* [Work request] Present the following entries again, word for word and in full.

.....

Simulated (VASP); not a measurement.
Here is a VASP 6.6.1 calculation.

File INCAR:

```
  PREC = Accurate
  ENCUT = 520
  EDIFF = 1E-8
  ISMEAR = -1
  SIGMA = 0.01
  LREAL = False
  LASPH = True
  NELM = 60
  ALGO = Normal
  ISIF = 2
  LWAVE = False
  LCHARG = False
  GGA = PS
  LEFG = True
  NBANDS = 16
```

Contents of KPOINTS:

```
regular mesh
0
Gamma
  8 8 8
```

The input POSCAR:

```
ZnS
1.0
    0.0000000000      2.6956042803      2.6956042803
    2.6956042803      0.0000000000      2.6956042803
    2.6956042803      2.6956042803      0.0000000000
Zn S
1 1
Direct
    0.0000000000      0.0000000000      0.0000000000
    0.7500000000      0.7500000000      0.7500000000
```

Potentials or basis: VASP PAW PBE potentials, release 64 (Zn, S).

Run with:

.....

* [Exercise response]
Simulated (VASP); not a measurement.
Here is a VASP 6.6.1 calculation.

File INCAR:

```
  PREC = Accurate
  ENCUT = 520
  EDIFF = 1E-8
  ISMEAR = -1
  SIGMA = 0.01
  LREAL = False
  LASPH = True
  NELM = 60
  ALGO = Normal
  ISIF = 2
  LWAVE = False
  LCHARG = False
  GGA = PS
  LEFG = True
  NBANDS = 16
```

Contents of KPOINTS:

```
regular mesh
0
Gamma
  8 8 8
```

The input POSCAR:

```
ZnS
1.0
    0.0000000000      2.6956042803      2.6956042803
    2.6956042803      0.0000000000      2.6956042803
    2.6956042803      2.6956042803      0.0000000000
Zn S
1 1
Direct
    0.0000000000      0.0000000000      0.0000000000
    0.7500000000      0.7500000000      0.7500000000
```

Potentials or basis: VASP PAW PBE potentials, release 64 (Zn, S).

Run with:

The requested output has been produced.